• **Activity**
Return only what lies between the first line of the entries and the line containing "Cl6OSi2, charge +1, doublet, at", both lines included.

Top of Extracted entries
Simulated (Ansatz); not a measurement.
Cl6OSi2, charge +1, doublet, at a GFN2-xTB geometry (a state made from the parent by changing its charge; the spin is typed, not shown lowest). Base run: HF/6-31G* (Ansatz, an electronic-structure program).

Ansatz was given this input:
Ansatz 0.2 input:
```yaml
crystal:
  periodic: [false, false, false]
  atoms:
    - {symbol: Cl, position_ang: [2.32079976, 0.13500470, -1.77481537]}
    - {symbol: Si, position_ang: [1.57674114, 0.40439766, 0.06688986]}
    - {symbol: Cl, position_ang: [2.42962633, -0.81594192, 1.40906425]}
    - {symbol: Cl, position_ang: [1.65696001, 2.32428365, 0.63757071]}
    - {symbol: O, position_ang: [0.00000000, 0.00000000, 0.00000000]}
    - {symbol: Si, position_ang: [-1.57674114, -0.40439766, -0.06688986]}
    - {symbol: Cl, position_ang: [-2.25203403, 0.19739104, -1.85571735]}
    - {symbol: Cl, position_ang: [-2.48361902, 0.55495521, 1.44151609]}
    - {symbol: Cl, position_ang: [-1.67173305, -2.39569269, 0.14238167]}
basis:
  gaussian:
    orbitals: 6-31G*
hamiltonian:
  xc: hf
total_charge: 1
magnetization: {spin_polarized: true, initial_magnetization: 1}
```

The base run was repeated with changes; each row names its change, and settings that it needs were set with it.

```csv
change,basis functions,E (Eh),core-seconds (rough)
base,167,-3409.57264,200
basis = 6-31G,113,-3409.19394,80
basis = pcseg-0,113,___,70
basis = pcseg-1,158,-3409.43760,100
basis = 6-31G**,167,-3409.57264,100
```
Bottom of Extracted entries

• **Response box**
Simulated (Ansatz); not a measurement.
Cl6OSi2, charge +1, doublet, at a GFN2-xTB geometry (a state made from the parent by changing its charge; the spin is typed, not shown lowest). Base run: HF/6-31G* (Ansatz, an electronic-structure program).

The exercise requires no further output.